____ Recorded data

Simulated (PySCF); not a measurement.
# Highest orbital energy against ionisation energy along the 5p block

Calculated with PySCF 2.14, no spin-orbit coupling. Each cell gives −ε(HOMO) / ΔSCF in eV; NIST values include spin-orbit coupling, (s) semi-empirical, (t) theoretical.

________

Work item>
Every entry above must be returned word for word.

Your solution>
Simulated (PySCF); not a measurement.
# Highest orbital energy against ionisation energy along the 5p block

Calculated with PySCF 2.14, no spin-orbit coupling. Each cell gives −ε(HOMO) / ΔSCF in eV; NIST values include spin-orbit coupling, (s) semi-empirical, (t) theoretical.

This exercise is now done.